■ ■ ■ ■ ■

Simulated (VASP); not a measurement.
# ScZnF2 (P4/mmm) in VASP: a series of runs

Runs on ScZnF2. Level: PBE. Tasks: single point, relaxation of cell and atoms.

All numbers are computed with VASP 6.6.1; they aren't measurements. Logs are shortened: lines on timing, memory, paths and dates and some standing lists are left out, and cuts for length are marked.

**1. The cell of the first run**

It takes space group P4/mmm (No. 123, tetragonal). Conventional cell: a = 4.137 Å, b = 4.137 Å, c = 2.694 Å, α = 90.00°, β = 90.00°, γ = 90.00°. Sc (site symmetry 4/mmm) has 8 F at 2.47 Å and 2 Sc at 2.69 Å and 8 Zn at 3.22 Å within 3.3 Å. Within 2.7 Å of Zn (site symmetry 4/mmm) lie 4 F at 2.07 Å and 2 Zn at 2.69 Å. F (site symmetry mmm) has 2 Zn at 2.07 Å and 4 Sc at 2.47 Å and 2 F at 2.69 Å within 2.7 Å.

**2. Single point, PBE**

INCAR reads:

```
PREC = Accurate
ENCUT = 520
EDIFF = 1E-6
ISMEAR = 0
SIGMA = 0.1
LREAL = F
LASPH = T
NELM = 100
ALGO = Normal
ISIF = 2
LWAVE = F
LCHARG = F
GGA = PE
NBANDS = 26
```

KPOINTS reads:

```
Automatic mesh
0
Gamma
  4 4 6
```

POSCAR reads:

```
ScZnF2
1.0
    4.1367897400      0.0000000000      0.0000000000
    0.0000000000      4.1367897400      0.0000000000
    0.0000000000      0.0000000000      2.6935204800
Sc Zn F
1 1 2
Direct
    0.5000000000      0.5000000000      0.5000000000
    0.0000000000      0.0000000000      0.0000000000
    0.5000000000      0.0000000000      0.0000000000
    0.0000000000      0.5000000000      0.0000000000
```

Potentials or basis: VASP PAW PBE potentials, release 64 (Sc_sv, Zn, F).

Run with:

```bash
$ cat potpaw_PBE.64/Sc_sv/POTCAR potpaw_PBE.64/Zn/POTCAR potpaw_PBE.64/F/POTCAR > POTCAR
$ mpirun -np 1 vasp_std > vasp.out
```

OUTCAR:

■ ■ ■ ■ ■

▶ **REQUIREMENT**: Look through the entries above and quote exactly the lines from the line with "All numbers are" to the line with "the first run**", counting both of those lines.

▶ **TASK ANSWER**:
All numbers are computed with VASP 6.6.1; they aren't measurements. Logs are shortened: lines on timing, memory, paths and dates and some standing lists are left out, and cuts for length are marked.

**1. The cell of the first run**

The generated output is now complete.